One part of the entries below is wanted: the lines from the one containing "B5Pt is run" through the one containing "## Step 1: The cell of the first run". Write those out exactly and nothing else.

▶

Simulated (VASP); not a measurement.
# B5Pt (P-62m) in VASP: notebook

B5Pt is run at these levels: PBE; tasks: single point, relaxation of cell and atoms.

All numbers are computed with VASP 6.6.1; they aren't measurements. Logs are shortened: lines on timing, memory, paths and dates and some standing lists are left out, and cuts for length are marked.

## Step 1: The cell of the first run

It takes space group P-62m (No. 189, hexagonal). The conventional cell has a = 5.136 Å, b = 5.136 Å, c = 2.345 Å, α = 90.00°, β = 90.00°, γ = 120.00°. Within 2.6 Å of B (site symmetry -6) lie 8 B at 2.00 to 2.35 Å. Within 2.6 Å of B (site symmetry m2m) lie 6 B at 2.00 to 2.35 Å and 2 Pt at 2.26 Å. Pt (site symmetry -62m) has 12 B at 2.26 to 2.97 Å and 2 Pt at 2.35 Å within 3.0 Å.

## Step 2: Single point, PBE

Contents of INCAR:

◀

* [Worked solution]:
B5Pt is run at these levels: PBE; tasks: single point, relaxation of cell and atoms.

All numbers are computed with VASP 6.6.1; they aren't measurements. Logs are shortened: lines on timing, memory, paths and dates and some standing lists are left out, and cuts for length are marked.

## Step 1: The cell of the first run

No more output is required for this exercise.